※ ※ ※

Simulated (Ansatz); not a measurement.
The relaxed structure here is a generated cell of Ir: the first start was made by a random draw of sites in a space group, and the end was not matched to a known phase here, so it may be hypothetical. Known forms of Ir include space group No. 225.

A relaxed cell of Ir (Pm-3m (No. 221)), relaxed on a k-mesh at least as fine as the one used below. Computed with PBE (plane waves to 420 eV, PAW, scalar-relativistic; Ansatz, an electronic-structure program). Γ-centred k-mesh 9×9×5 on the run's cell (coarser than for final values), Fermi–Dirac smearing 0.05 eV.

※ ※ ※

> **Required action**
Copy out the entries above without altering a single character.

> **Exercise answer**
Simulated (Ansatz); not a measurement.
The relaxed structure here is a generated cell of Ir: the first start was made by a random draw of sites in a space group, and the end was not matched to a known phase here, so it may be hypothetical. Known forms of Ir include space group No. 225.

A relaxed cell of Ir (Pm-3m (No. 221)), relaxed on a k-mesh at least as fine as the one used below. Computed with PBE (plane waves to 420 eV, PAW, scalar-relativistic; Ansatz, an electronic-structure program). Γ-centred k-mesh 9×9×5 on the run's cell (coarser than for final values), Fermi–Dirac smearing 0.05 eV.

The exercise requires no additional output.